- [Work request]: Retype every entry precisely and keep each line whole.

- [Provided information]:
━━━━━━━━
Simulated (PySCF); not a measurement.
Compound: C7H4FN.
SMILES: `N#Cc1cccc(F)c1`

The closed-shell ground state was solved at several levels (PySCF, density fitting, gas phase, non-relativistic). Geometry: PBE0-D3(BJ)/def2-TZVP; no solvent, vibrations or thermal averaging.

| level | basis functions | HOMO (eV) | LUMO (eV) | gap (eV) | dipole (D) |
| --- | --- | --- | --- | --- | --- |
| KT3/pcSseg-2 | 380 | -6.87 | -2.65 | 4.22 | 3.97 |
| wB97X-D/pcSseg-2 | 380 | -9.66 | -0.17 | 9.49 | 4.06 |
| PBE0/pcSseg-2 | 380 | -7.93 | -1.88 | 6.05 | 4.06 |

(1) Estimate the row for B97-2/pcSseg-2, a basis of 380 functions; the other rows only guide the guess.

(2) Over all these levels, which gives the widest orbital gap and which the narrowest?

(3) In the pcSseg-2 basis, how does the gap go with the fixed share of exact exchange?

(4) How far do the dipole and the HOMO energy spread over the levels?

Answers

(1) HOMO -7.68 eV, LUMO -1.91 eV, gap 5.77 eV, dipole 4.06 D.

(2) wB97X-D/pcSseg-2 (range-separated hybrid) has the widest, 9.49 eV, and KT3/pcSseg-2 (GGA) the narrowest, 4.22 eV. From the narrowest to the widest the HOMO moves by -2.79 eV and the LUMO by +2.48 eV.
━━━━━━━━

- [Problem solution]:
Simulated (PySCF); not a measurement.
Compound: C7H4FN.
SMILES: `N#Cc1cccc(F)c1`

The closed-shell ground state was solved at several levels (PySCF, density fitting, gas phase, non-relativistic). Geometry: PBE0-D3(BJ)/def2-TZVP; no solvent, vibrations or thermal averaging.

| level | basis functions | HOMO (eV) | LUMO (eV) | gap (eV) | dipole (D) |
| --- | --- | --- | --- | --- | --- |
| KT3/pcSseg-2 | 380 | -6.87 | -2.65 | 4.22 | 3.97 |
| wB97X-D/pcSseg-2 | 380 | -9.66 | -0.17 | 9.49 | 4.06 |
| PBE0/pcSseg-2 | 380 | -7.93 | -1.88 | 6.05 | 4.06 |

(1) Estimate the row for B97-2/pcSseg-2, a basis of 380 functions; the other rows only guide the guess.

(2) Over all these levels, which gives the widest orbital gap and which the narrowest?

(3) In the pcSseg-2 basis, how does the gap go with the fixed share of exact exchange?

(4) How far do the dipole and the HOMO energy spread over the levels?

Answers

(1) HOMO -7.68 eV, LUMO -1.91 eV, gap 5.77 eV, dipole 4.06 D.

(2) wB97X-D/pcSseg-2 (range-separated hybrid) has the widest, 9.49 eV, and KT3/pcSseg-2 (GGA) the narrowest, 4.22 eV. From the narrowest to the widest the HOMO moves by -2.79 eV and the LUMO by +2.48 eV.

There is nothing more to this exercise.